Dataset entries
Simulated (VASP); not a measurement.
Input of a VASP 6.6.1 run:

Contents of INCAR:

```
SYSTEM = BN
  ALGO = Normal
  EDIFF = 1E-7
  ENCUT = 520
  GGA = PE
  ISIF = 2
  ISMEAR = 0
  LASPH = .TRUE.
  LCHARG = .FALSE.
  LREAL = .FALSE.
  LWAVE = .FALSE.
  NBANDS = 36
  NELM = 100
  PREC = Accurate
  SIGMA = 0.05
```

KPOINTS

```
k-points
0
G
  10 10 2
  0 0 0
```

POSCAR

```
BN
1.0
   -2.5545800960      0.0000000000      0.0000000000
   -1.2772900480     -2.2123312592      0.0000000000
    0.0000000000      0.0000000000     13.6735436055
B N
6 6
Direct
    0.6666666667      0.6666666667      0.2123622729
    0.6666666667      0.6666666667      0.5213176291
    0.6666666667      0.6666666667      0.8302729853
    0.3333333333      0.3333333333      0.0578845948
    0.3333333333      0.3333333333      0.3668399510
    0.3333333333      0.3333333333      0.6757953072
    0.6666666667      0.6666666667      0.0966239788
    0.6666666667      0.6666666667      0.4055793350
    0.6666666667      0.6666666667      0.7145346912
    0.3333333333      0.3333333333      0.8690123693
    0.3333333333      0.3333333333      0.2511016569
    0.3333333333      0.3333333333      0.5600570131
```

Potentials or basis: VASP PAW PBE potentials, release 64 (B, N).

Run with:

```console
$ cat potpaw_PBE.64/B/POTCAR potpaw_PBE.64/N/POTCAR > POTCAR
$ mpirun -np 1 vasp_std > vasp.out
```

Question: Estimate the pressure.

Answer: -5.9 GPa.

Assigned task
Would it be possible to set down the full listing again, character for character?

Task solution
Simulated (VASP); not a measurement.
Input of a VASP 6.6.1 run:

Contents of INCAR:

```
SYSTEM = BN
  ALGO = Normal
  EDIFF = 1E-7
  ENCUT = 520
  GGA = PE
  ISIF = 2
  ISMEAR = 0
  LASPH = .TRUE.
  LCHARG = .FALSE.
  LREAL = .FALSE.
  LWAVE = .FALSE.
  NBANDS = 36
  NELM = 100
  PREC = Accurate
  SIGMA = 0.05
```

KPOINTS

```
k-points
0
G
  10 10 2
  0 0 0
```

POSCAR

```
BN
1.0
   -2.5545800960      0.0000000000      0.0000000000
   -1.2772900480     -2.2123312592      0.0000000000
    0.0000000000      0.0000000000     13.6735436055
B N
6 6
Direct
    0.6666666667      0.6666666667      0.2123622729
    0.6666666667      0.6666666667      0.5213176291
    0.6666666667      0.6666666667      0.8302729853
    0.3333333333      0.3333333333      0.0578845948
    0.3333333333      0.3333333333      0.3668399510
    0.3333333333      0.3333333333      0.6757953072
    0.6666666667      0.6666666667      0.0966239788
    0.6666666667      0.6666666667      0.4055793350
    0.6666666667      0.6666666667      0.7145346912
    0.3333333333      0.3333333333      0.8690123693
    0.3333333333      0.3333333333      0.2511016569
    0.3333333333      0.3333333333      0.5600570131
```

Potentials or basis: VASP PAW PBE potentials, release 64 (B, N).

Run with:

```console
$ cat potpaw_PBE.64/B/POTCAR potpaw_PBE.64/N/POTCAR > POTCAR
$ mpirun -np 1 vasp_std > vasp.out
```

Question: Estimate the pressure.

Answer: -5.9 GPa.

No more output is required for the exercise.